___ DATA EXTRACTS ___

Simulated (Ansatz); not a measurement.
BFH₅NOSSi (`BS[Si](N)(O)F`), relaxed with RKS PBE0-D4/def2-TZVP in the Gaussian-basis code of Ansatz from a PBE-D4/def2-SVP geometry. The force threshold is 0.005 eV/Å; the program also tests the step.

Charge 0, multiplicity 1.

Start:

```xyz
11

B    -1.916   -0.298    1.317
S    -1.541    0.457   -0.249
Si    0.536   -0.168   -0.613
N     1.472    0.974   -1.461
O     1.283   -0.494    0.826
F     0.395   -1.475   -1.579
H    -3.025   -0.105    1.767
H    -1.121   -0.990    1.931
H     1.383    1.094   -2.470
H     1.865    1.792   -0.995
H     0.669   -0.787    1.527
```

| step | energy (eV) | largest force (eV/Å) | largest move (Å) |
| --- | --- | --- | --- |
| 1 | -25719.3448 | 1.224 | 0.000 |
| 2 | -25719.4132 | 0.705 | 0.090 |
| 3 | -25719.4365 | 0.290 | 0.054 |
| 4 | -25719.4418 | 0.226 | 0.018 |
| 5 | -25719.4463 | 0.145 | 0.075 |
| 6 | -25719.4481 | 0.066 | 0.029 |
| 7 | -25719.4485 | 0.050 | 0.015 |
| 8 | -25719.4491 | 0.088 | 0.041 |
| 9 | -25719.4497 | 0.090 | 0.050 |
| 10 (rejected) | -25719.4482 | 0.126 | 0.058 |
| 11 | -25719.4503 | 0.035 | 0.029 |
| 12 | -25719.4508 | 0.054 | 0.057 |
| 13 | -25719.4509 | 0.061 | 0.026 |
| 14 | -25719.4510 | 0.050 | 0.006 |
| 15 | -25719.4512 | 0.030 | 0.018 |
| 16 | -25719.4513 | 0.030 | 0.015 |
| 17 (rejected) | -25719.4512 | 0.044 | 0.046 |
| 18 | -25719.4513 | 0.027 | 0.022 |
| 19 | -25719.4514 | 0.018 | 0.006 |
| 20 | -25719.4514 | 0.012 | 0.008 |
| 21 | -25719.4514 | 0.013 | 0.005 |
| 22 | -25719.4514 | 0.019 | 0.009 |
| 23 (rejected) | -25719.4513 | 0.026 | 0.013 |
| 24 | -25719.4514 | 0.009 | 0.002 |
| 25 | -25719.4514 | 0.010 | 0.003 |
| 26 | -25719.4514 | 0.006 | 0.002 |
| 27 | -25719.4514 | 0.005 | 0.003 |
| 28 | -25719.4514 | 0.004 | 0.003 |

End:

___

● REQUIRED ACTION
With the line holding "0.018 | 0.006 |" as the first and the line holding "0.004 | 0.003 |" as the last, please transcribe exactly the lines of the material above in that range and nothing else.

● WORKED SOLUTION
| 19 | -25719.4514 | 0.018 | 0.006 |
| 20 | -25719.4514 | 0.012 | 0.008 |
| 21 | -25719.4514 | 0.013 | 0.005 |
| 22 | -25719.4514 | 0.019 | 0.009 |
| 23 (rejected) | -25719.4513 | 0.026 | 0.013 |
| 24 | -25719.4514 | 0.009 | 0.002 |
| 25 | -25719.4514 | 0.010 | 0.003 |
| 26 | -25719.4514 | 0.006 | 0.002 |
| 27 | -25719.4514 | 0.005 | 0.003 |
| 28 | -25719.4514 | 0.004 | 0.003 |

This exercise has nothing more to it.